----------------

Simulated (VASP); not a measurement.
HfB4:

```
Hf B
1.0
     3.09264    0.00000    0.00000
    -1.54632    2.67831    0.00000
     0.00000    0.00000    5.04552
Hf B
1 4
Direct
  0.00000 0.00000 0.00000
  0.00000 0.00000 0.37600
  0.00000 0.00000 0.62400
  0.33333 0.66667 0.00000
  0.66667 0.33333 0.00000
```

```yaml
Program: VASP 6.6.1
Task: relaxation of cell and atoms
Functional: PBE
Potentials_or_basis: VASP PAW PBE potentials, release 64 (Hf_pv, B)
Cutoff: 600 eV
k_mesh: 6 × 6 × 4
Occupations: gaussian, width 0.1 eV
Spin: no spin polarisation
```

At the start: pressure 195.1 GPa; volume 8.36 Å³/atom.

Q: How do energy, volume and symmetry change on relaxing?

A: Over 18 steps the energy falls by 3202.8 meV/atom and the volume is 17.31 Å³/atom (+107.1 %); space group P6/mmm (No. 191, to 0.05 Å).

----------------

**Required action**
Return all the lines above exactly as given.

**Task output**
Simulated (VASP); not a measurement.
HfB4:

```
Hf B
1.0
     3.09264    0.00000    0.00000
    -1.54632    2.67831    0.00000
     0.00000    0.00000    5.04552
Hf B
1 4
Direct
  0.00000 0.00000 0.00000
  0.00000 0.00000 0.37600
  0.00000 0.00000 0.62400
  0.33333 0.66667 0.00000
  0.66667 0.33333 0.00000
```

```yaml
Program: VASP 6.6.1
Task: relaxation of cell and atoms
Functional: PBE
Potentials_or_basis: VASP PAW PBE potentials, release 64 (Hf_pv, B)
Cutoff: 600 eV
k_mesh: 6 × 6 × 4
Occupations: gaussian, width 0.1 eV
Spin: no spin polarisation
```

At the start: pressure 195.1 GPa; volume 8.36 Å³/atom.

Q: How do energy, volume and symmetry change on relaxing?

A: Over 18 steps the energy falls by 3202.8 meV/atom and the volume is 17.31 Å³/atom (+107.1 %); space group P6/mmm (No. 191, to 0.05 Å).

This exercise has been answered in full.